═══ Recorded data

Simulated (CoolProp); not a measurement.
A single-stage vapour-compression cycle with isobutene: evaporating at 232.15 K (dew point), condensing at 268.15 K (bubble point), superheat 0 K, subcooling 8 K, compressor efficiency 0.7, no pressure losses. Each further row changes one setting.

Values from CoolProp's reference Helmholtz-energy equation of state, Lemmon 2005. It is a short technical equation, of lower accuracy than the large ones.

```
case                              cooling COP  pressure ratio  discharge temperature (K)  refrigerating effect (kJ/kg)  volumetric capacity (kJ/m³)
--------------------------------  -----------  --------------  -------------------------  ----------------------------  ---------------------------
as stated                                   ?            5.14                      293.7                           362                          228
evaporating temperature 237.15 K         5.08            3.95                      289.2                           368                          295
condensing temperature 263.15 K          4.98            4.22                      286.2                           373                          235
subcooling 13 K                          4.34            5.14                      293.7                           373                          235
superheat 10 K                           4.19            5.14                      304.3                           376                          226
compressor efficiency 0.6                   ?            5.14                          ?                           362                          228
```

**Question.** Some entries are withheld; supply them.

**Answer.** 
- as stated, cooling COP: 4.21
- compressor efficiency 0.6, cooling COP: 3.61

══════

Work request = All of the entries above should be transcribed exactly, line for line.

Written answer =
Simulated (CoolProp); not a measurement.
A single-stage vapour-compression cycle with isobutene: evaporating at 232.15 K (dew point), condensing at 268.15 K (bubble point), superheat 0 K, subcooling 8 K, compressor efficiency 0.7, no pressure losses. Each further row changes one setting.

Values from CoolProp's reference Helmholtz-energy equation of state, Lemmon 2005. It is a short technical equation, of lower accuracy than the large ones.

```
case                              cooling COP  pressure ratio  discharge temperature (K)  refrigerating effect (kJ/kg)  volumetric capacity (kJ/m³)
--------------------------------  -----------  --------------  -------------------------  ----------------------------  ---------------------------
as stated                                   ?            5.14                      293.7                           362                          228
evaporating temperature 237.15 K         5.08            3.95                      289.2                           368                          295
condensing temperature 263.15 K          4.98            4.22                      286.2                           373                          235
subcooling 13 K                          4.34            5.14                      293.7                           373                          235
superheat 10 K                           4.19            5.14                      304.3                           376                          226
compressor efficiency 0.6                   ?            5.14                          ?                           362                          228
```

**Question.** Some entries are withheld; supply them.

**Answer.** 
- as stated, cooling COP: 4.21
- compressor efficiency 0.6, cooling COP: 3.61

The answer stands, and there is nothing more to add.